DATASET CONTENT:
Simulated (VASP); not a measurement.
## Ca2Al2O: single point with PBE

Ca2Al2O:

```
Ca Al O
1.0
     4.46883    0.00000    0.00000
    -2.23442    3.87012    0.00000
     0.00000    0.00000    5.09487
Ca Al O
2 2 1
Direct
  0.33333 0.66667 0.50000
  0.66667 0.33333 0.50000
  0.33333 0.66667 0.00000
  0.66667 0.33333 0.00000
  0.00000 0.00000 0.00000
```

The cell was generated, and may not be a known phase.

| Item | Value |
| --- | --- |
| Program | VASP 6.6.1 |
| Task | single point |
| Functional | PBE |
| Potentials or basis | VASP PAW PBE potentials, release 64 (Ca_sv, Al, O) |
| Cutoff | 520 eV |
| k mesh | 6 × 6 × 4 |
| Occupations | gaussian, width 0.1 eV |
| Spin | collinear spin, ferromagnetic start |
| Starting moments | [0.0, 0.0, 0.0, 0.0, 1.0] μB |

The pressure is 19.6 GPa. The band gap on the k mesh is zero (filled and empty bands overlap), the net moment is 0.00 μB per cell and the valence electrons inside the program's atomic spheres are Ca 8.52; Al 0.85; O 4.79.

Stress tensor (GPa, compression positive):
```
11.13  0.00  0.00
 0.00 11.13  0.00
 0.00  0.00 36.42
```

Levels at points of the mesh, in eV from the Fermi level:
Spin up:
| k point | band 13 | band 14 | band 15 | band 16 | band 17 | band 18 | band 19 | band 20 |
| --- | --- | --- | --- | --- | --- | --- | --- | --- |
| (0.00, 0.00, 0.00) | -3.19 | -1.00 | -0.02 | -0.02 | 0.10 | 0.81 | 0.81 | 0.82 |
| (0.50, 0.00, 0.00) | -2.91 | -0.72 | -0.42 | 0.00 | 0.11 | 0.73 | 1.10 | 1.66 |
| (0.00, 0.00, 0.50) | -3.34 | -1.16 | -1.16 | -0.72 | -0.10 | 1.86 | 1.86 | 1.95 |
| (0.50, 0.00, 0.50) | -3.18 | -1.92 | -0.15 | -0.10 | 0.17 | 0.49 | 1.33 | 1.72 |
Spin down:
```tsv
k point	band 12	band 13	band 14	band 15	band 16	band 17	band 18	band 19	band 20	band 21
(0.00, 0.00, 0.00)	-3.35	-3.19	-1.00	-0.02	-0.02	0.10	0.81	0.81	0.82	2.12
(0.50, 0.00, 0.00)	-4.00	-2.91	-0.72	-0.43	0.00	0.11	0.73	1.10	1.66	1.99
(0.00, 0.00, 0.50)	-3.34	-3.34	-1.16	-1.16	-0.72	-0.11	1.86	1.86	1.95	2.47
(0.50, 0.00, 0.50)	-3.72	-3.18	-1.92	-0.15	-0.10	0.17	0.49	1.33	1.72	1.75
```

TASK ITEM: In the listing above, please copy exactly the lines from the first through the one that contains "0.0, 1.0] μB |", and no others.

WRITTEN ANSWER:
Simulated (VASP); not a measurement.
## Ca2Al2O: single point with PBE

Ca2Al2O:

```
Ca Al O
1.0
     4.46883    0.00000    0.00000
    -2.23442    3.87012    0.00000
     0.00000    0.00000    5.09487
Ca Al O
2 2 1
Direct
  0.33333 0.66667 0.50000
  0.66667 0.33333 0.50000
  0.33333 0.66667 0.00000
  0.66667 0.33333 0.00000
  0.00000 0.00000 0.00000
```

The cell was generated, and may not be a known phase.

| Item | Value |
| --- | --- |
| Program | VASP 6.6.1 |
| Task | single point |
| Functional | PBE |
| Potentials or basis | VASP PAW PBE potentials, release 64 (Ca_sv, Al, O) |
| Cutoff | 520 eV |
| k mesh | 6 × 6 × 4 |
| Occupations | gaussian, width 0.1 eV |
| Spin | collinear spin, ferromagnetic start |
| Starting moments | [0.0, 0.0, 0.0, 0.0, 1.0] μB |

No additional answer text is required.